## [WORK REQUEST]
Look through the material below. Return exactly the lines from the one with "A, 3 = C, 4 = D." through the one with "- B: S1 at 6.28", both included.

SUPPLIED ENTRIES Block Start
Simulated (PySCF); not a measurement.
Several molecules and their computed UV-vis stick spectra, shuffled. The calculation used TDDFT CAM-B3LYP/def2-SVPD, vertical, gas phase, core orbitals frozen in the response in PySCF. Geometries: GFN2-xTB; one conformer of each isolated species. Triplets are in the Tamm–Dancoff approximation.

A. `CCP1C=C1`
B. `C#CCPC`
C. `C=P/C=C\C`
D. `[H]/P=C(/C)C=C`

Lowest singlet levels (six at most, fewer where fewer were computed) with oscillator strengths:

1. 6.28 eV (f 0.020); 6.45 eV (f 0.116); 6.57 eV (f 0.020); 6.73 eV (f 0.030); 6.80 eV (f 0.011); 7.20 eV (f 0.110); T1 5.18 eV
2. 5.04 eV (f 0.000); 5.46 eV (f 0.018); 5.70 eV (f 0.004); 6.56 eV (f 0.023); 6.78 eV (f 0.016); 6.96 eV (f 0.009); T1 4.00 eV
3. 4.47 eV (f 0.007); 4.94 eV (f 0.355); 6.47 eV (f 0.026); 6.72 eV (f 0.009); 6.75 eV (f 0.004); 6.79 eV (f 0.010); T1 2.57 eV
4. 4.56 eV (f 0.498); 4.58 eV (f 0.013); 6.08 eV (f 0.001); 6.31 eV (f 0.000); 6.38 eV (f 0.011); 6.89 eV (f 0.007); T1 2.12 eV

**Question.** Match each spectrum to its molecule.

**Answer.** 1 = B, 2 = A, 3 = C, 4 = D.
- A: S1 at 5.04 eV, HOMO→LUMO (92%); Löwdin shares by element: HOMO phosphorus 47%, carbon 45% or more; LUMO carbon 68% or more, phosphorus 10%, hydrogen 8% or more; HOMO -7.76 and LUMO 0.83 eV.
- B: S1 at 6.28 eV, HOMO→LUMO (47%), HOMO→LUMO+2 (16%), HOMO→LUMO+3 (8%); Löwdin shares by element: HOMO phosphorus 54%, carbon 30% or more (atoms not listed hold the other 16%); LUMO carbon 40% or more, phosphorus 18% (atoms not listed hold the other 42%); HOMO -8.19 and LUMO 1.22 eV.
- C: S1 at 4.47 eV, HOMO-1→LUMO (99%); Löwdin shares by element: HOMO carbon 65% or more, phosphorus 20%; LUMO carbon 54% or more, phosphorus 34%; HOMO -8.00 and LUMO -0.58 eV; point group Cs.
SUPPLIED ENTRIES Block End

## [TASK RESULT]
**Answer.** 1 = B, 2 = A, 3 = C, 4 = D.
- A: S1 at 5.04 eV, HOMO→LUMO (92%); Löwdin shares by element: HOMO phosphorus 47%, carbon 45% or more; LUMO carbon 68% or more, phosphorus 10%, hydrogen 8% or more; HOMO -7.76 and LUMO 0.83 eV.
- B: S1 at 6.28 eV, HOMO→LUMO (47%), HOMO→LUMO+2 (16%), HOMO→LUMO+3 (8%); Löwdin shares by element: HOMO phosphorus 54%, carbon 30% or more (atoms not listed hold the other 16%); LUMO carbon 40% or more, phosphorus 18% (atoms not listed hold the other 42%); HOMO -8.19 and LUMO 1.22 eV.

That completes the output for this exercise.